■ Assigned task ■
Restate verbatim the span of lines below between the line with "[TDDFT CAM-B3LYP/def2-SVPD] |" and the line with "C) ppm [GIAO PBE0/pcSseg-1] |", including those two lines, and only that span.

■ Record set ■
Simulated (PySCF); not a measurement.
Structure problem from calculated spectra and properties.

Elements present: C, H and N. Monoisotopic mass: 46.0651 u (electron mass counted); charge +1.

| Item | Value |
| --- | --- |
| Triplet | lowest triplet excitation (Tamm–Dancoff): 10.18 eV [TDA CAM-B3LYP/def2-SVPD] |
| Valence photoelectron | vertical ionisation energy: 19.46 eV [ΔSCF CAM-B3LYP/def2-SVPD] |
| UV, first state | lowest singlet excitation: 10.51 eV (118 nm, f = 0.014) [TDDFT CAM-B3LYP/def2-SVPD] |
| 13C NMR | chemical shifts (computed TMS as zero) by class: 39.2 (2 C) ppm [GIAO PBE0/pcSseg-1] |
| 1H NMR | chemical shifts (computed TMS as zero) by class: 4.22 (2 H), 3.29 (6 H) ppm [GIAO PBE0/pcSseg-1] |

■ Exercise answer ■
| UV, first state | lowest singlet excitation: 10.51 eV (118 nm, f = 0.014) [TDDFT CAM-B3LYP/def2-SVPD] |
| 13C NMR | chemical shifts (computed TMS as zero) by class: 39.2 (2 C) ppm [GIAO PBE0/pcSseg-1] |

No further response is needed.